◆ Work item:
In your reply, write out the records exactly, each line intact.

*** Provided material Section Begins ***

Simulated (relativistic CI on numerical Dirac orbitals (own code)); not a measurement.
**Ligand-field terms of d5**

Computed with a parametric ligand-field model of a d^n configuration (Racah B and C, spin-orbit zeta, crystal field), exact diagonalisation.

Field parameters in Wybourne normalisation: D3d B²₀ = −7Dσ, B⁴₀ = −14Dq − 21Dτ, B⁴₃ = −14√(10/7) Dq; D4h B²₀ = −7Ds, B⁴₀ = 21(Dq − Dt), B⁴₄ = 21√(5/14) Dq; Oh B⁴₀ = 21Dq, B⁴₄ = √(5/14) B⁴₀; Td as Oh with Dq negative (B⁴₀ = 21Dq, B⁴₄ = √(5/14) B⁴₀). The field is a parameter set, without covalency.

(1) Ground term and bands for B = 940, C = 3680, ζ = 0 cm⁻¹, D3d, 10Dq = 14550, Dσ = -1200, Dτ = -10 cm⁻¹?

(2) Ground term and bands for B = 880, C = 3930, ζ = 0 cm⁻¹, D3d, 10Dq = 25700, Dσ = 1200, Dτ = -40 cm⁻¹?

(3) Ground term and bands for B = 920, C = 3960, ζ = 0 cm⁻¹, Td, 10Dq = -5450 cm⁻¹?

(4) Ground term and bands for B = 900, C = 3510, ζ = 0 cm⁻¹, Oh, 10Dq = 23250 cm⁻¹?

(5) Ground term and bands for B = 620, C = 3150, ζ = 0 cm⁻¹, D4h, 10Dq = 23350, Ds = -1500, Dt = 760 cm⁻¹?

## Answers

*** Provided material Section Ends ***

◆ Response area:
Simulated (relativistic CI on numerical Dirac orbitals (own code)); not a measurement.
**Ligand-field terms of d5**

Computed with a parametric ligand-field model of a d^n configuration (Racah B and C, spin-orbit zeta, crystal field), exact diagonalisation.

Field parameters in Wybourne normalisation: D3d B²₀ = −7Dσ, B⁴₀ = −14Dq − 21Dτ, B⁴₃ = −14√(10/7) Dq; D4h B²₀ = −7Ds, B⁴₀ = 21(Dq − Dt), B⁴₄ = 21√(5/14) Dq; Oh B⁴₀ = 21Dq, B⁴₄ = √(5/14) B⁴₀; Td as Oh with Dq negative (B⁴₀ = 21Dq, B⁴₄ = √(5/14) B⁴₀). The field is a parameter set, without covalency.

(1) Ground term and bands for B = 940, C = 3680, ζ = 0 cm⁻¹, D3d, 10Dq = 14550, Dσ = -1200, Dτ = -10 cm⁻¹?

(2) Ground term and bands for B = 880, C = 3930, ζ = 0 cm⁻¹, D3d, 10Dq = 25700, Dσ = 1200, Dτ = -40 cm⁻¹?

(3) Ground term and bands for B = 920, C = 3960, ζ = 0 cm⁻¹, Td, 10Dq = -5450 cm⁻¹?

(4) Ground term and bands for B = 900, C = 3510, ζ = 0 cm⁻¹, Oh, 10Dq = 23250 cm⁻¹?

(5) Ground term and bands for B = 620, C = 3150, ζ = 0 cm⁻¹, D4h, 10Dq = 23350, Ds = -1500, Dt = 760 cm⁻¹?

## Answers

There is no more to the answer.